RECORDED DATA -
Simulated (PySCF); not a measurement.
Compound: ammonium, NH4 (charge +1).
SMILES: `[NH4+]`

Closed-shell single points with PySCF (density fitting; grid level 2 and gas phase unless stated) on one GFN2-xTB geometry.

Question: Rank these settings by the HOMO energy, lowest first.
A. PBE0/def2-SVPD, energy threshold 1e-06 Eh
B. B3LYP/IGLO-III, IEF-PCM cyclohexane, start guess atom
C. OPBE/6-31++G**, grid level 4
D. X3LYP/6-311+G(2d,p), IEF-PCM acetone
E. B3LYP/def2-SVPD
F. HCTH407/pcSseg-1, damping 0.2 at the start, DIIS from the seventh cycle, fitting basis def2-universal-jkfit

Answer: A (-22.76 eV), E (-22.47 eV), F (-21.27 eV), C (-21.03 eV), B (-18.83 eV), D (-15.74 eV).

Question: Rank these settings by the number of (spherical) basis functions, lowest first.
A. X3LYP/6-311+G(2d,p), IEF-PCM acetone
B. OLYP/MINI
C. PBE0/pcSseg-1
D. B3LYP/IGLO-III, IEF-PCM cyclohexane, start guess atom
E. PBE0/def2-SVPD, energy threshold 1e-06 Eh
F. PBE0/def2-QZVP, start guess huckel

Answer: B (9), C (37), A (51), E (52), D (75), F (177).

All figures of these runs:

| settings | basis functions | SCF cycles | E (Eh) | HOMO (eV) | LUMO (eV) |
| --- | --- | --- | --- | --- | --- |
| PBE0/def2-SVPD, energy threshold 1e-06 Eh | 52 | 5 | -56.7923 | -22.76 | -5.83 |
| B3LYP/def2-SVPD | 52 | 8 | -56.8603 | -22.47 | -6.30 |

REQUIRED ACTION -
Type out the whole listing above again, exactly as it stands.

PROBLEM SOLUTION -
Simulated (PySCF); not a measurement.
Compound: ammonium, NH4 (charge +1).
SMILES: `[NH4+]`

Closed-shell single points with PySCF (density fitting; grid level 2 and gas phase unless stated) on one GFN2-xTB geometry.

Question: Rank these settings by the HOMO energy, lowest first.
A. PBE0/def2-SVPD, energy threshold 1e-06 Eh
B. B3LYP/IGLO-III, IEF-PCM cyclohexane, start guess atom
C. OPBE/6-31++G**, grid level 4
D. X3LYP/6-311+G(2d,p), IEF-PCM acetone
E. B3LYP/def2-SVPD
F. HCTH407/pcSseg-1, damping 0.2 at the start, DIIS from the seventh cycle, fitting basis def2-universal-jkfit

Answer: A (-22.76 eV), E (-22.47 eV), F (-21.27 eV), C (-21.03 eV), B (-18.83 eV), D (-15.74 eV).

Question: Rank these settings by the number of (spherical) basis functions, lowest first.
A. X3LYP/6-311+G(2d,p), IEF-PCM acetone
B. OLYP/MINI
C. PBE0/pcSseg-1
D. B3LYP/IGLO-III, IEF-PCM cyclohexane, start guess atom
E. PBE0/def2-SVPD, energy threshold 1e-06 Eh
F. PBE0/def2-QZVP, start guess huckel

Answer: B (9), C (37), A (51), E (52), D (75), F (177).

All figures of these runs:

| settings | basis functions | SCF cycles | E (Eh) | HOMO (eV) | LUMO (eV) |
| --- | --- | --- | --- | --- | --- |
| PBE0/def2-SVPD, energy threshold 1e-06 Eh | 52 | 5 | -56.7923 | -22.76 | -5.83 |
| B3LYP/def2-SVPD | 52 | 8 | -56.8603 | -22.47 | -6.30 |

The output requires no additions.